**EXERCISE**.
Reproduce all of the data exactly as written.

**DATA**.
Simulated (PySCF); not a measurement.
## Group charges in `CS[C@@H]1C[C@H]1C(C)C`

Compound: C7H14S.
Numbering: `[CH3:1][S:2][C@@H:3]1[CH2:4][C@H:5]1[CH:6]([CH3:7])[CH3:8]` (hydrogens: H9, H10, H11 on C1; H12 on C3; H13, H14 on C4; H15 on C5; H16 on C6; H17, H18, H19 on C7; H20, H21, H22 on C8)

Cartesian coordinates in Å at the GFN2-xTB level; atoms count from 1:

**RESULT**.
Simulated (PySCF); not a measurement.
## Group charges in `CS[C@@H]1C[C@H]1C(C)C`

Compound: C7H14S.
Numbering: `[CH3:1][S:2][C@@H:3]1[CH2:4][C@H:5]1[CH:6]([CH3:7])[CH3:8]` (hydrogens: H9, H10, H11 on C1; H12 on C3; H13, H14 on C4; H15 on C5; H16 on C6; H17, H18, H19 on C7; H20, H21, H22 on C8)

Cartesian coordinates in Å at the GFN2-xTB level; atoms count from 1:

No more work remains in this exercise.